-- RECORD EXCERPTS --
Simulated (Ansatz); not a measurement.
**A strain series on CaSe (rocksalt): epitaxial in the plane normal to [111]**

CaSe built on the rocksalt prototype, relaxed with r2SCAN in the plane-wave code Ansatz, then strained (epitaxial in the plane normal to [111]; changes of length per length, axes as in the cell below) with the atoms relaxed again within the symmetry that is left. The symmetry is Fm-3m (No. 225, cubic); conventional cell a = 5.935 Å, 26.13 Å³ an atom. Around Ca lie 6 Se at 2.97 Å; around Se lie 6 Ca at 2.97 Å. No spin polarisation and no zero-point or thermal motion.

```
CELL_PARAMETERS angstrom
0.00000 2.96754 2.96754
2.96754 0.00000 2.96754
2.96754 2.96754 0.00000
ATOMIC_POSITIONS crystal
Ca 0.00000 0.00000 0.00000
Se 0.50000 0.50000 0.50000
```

-- REQUIREMENT --
Every entry must be output again, exactly as written above.

-- WRITTEN REPLY --
Simulated (Ansatz); not a measurement.
**A strain series on CaSe (rocksalt): epitaxial in the plane normal to [111]**

CaSe built on the rocksalt prototype, relaxed with r2SCAN in the plane-wave code Ansatz, then strained (epitaxial in the plane normal to [111]; changes of length per length, axes as in the cell below) with the atoms relaxed again within the symmetry that is left. The symmetry is Fm-3m (No. 225, cubic); conventional cell a = 5.935 Å, 26.13 Å³ an atom. Around Ca lie 6 Se at 2.97 Å; around Se lie 6 Ca at 2.97 Å. No spin polarisation and no zero-point or thermal motion.

```
CELL_PARAMETERS angstrom
0.00000 2.96754 2.96754
2.96754 0.00000 2.96754
2.96754 2.96754 0.00000
ATOMIC_POSITIONS crystal
Ca 0.00000 0.00000 0.00000
Se 0.50000 0.50000 0.50000
```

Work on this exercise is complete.